....

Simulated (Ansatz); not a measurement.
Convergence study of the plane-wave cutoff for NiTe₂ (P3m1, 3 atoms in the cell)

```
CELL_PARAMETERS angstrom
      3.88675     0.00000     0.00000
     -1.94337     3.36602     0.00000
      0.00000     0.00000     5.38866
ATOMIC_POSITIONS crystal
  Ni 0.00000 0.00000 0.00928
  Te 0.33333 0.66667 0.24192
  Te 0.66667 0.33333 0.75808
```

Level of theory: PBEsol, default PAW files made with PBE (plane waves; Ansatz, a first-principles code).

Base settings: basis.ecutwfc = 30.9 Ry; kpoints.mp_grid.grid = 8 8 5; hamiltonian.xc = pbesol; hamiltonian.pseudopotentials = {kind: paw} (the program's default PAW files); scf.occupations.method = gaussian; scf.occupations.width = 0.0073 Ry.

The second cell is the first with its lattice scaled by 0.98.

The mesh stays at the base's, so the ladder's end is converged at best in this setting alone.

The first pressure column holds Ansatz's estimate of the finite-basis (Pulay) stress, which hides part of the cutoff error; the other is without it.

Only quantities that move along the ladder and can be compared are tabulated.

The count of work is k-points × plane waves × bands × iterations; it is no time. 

....

= Work order =
Everything from the first line of the records above through the line containing "Only quantities that" should be restated word for word; leave out all other lines.

= Response area =
Simulated (Ansatz); not a measurement.
Convergence study of the plane-wave cutoff for NiTe₂ (P3m1, 3 atoms in the cell)

```
CELL_PARAMETERS angstrom
      3.88675     0.00000     0.00000
     -1.94337     3.36602     0.00000
      0.00000     0.00000     5.38866
ATOMIC_POSITIONS crystal
  Ni 0.00000 0.00000 0.00928
  Te 0.33333 0.66667 0.24192
  Te 0.66667 0.33333 0.75808
```

Level of theory: PBEsol, default PAW files made with PBE (plane waves; Ansatz, a first-principles code).

Base settings: basis.ecutwfc = 30.9 Ry; kpoints.mp_grid.grid = 8 8 5; hamiltonian.xc = pbesol; hamiltonian.pseudopotentials = {kind: paw} (the program's default PAW files); scf.occupations.method = gaussian; scf.occupations.width = 0.0073 Ry.

The second cell is the first with its lattice scaled by 0.98.

The mesh stays at the base's, so the ladder's end is converged at best in this setting alone.

The first pressure column holds Ansatz's estimate of the finite-basis (Pulay) stress, which hides part of the cutoff error; the other is without it.

Only quantities that move along the ladder and can be compared are tabulated.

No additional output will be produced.